● **Work instruction**
Your output should consist of every record, copied exactly.

= = = = = = =

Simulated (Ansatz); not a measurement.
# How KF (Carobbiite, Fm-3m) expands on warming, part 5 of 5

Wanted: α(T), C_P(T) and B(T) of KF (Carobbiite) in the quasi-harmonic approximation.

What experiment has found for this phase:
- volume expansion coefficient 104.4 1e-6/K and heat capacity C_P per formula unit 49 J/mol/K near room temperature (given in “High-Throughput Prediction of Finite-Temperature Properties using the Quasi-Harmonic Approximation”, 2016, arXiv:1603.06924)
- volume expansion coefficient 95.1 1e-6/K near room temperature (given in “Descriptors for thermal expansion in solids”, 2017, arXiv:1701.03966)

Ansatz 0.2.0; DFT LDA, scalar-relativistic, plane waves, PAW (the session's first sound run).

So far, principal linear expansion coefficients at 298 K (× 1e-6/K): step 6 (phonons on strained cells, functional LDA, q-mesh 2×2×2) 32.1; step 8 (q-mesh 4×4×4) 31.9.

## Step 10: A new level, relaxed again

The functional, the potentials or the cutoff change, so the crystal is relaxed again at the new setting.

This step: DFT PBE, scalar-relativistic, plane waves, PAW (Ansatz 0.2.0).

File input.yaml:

= = = = = = =

● **Worked solution**
Simulated (Ansatz); not a measurement.
# How KF (Carobbiite, Fm-3m) expands on warming, part 5 of 5

Wanted: α(T), C_P(T) and B(T) of KF (Carobbiite) in the quasi-harmonic approximation.

What experiment has found for this phase:
- volume expansion coefficient 104.4 1e-6/K and heat capacity C_P per formula unit 49 J/mol/K near room temperature (given in “High-Throughput Prediction of Finite-Temperature Properties using the Quasi-Harmonic Approximation”, 2016, arXiv:1603.06924)
- volume expansion coefficient 95.1 1e-6/K near room temperature (given in “Descriptors for thermal expansion in solids”, 2017, arXiv:1701.03966)

Ansatz 0.2.0; DFT LDA, scalar-relativistic, plane waves, PAW (the session's first sound run).

So far, principal linear expansion coefficients at 298 K (× 1e-6/K): step 6 (phonons on strained cells, functional LDA, q-mesh 2×2×2) 32.1; step 8 (q-mesh 4×4×4) 31.9.

## Step 10: A new level, relaxed again

The functional, the potentials or the cutoff change, so the crystal is relaxed again at the new setting.

This step: DFT PBE, scalar-relativistic, plane waves, PAW (Ansatz 0.2.0).

File input.yaml:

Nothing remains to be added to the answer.